MATERIAL PROVIDED:
**********

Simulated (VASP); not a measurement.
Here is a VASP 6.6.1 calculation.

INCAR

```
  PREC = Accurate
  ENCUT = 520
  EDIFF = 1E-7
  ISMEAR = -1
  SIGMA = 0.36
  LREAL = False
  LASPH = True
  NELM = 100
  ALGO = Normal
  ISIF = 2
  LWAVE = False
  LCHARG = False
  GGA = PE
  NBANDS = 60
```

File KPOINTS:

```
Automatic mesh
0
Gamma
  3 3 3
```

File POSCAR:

**********

ACTION ITEM:
Reproduce the entire listing above exactly, leaving nothing out.

YOUR SOLUTION:
Simulated (VASP); not a measurement.
Here is a VASP 6.6.1 calculation.

INCAR

```
  PREC = Accurate
  ENCUT = 520
  EDIFF = 1E-7
  ISMEAR = -1
  SIGMA = 0.36
  LREAL = False
  LASPH = True
  NELM = 100
  ALGO = Normal
  ISIF = 2
  LWAVE = False
  LCHARG = False
  GGA = PE
  NBANDS = 60
```

File KPOINTS:

```
Automatic mesh
0
Gamma
  3 3 3
```

File POSCAR:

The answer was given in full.